§ Assignment:
Go to the line in the entries below that holds "1.42 | 1.50 |" and repeat exactly from there through the line that holds "Run time: 5.7", inclusive.

/---
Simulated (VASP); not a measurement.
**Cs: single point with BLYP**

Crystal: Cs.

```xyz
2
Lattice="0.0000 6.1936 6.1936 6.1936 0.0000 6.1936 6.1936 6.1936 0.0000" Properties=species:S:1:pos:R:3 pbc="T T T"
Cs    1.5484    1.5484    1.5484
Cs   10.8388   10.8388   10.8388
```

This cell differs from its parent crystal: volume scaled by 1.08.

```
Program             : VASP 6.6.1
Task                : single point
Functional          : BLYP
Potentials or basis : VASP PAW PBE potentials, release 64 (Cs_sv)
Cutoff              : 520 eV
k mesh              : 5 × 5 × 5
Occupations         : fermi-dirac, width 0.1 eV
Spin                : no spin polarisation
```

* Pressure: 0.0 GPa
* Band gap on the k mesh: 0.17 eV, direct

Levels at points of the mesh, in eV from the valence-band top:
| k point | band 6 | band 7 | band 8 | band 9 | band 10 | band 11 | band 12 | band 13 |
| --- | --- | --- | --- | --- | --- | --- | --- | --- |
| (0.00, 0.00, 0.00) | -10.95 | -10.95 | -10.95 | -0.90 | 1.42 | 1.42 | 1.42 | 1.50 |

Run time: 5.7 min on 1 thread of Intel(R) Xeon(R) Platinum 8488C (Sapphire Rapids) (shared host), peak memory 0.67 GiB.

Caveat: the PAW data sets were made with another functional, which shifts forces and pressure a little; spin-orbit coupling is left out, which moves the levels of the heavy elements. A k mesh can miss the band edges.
\---

§ Your solution:
| (0.00, 0.00, 0.00) | -10.95 | -10.95 | -10.95 | -0.90 | 1.42 | 1.42 | 1.42 | 1.50 |

Run time: 5.7 min on 1 thread of Intel(R) Xeon(R) Platinum 8488C (Sapphire Rapids) (shared host), peak memory 0.67 GiB.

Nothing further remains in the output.